** Opening Extracted entries block **

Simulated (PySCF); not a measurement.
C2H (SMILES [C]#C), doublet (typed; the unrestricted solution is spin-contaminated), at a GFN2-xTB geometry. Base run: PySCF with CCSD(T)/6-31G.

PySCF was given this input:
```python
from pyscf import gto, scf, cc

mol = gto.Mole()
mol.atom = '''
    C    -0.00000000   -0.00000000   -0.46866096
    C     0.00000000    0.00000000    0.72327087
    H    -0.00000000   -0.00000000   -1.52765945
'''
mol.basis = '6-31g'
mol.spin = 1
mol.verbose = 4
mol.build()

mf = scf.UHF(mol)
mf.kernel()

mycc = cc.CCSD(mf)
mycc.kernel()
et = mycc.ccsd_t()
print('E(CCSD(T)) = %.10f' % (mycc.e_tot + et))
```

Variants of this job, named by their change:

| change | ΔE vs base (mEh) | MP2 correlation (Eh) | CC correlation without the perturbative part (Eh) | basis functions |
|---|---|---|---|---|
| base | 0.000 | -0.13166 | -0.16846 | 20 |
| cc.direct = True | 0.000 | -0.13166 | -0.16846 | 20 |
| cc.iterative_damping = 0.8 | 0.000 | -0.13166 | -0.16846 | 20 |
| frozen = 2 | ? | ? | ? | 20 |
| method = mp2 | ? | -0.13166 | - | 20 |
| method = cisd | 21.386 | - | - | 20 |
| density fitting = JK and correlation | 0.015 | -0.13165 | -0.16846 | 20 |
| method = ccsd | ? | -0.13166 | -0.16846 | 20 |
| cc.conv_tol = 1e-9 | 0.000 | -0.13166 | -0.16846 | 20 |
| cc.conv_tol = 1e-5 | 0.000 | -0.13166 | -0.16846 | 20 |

** Closing Extracted entries block **

Everything from the first line of the entries above through the line with "Variants of this" is to be reproduced exactly, and nothing else.

- _Response_
Simulated (PySCF); not a measurement.
C2H (SMILES [C]#C), doublet (typed; the unrestricted solution is spin-contaminated), at a GFN2-xTB geometry. Base run: PySCF with CCSD(T)/6-31G.

PySCF was given this input:
```python
from pyscf import gto, scf, cc

mol = gto.Mole()
mol.atom = '''
    C    -0.00000000   -0.00000000   -0.46866096
    C     0.00000000    0.00000000    0.72327087
    H    -0.00000000   -0.00000000   -1.52765945
'''
mol.basis = '6-31g'
mol.spin = 1
mol.verbose = 4
mol.build()

mf = scf.UHF(mol)
mf.kernel()

mycc = cc.CCSD(mf)
mycc.kernel()
et = mycc.ccsd_t()
print('E(CCSD(T)) = %.10f' % (mycc.e_tot + et))
```

Variants of this job, named by their change:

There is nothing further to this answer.